Data listing
■ ■ ■ ■ ■ ■ ■
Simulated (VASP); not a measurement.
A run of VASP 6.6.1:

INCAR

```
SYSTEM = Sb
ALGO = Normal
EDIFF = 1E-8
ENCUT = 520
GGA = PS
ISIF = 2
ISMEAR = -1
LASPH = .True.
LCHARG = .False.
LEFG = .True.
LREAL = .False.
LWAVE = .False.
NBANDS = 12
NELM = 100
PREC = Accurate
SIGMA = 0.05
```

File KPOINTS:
■ ■ ■ ■ ■ ■ ■

Work order
Reproduce the material above exactly; please quote every line of it.

Result
Simulated (VASP); not a measurement.
A run of VASP 6.6.1:

INCAR

```
SYSTEM = Sb
ALGO = Normal
EDIFF = 1E-8
ENCUT = 520
GGA = PS
ISIF = 2
ISMEAR = -1
LASPH = .True.
LCHARG = .False.
LEFG = .True.
LREAL = .False.
LWAVE = .False.
NBANDS = 12
NELM = 100
PREC = Accurate
SIGMA = 0.05
```

File KPOINTS:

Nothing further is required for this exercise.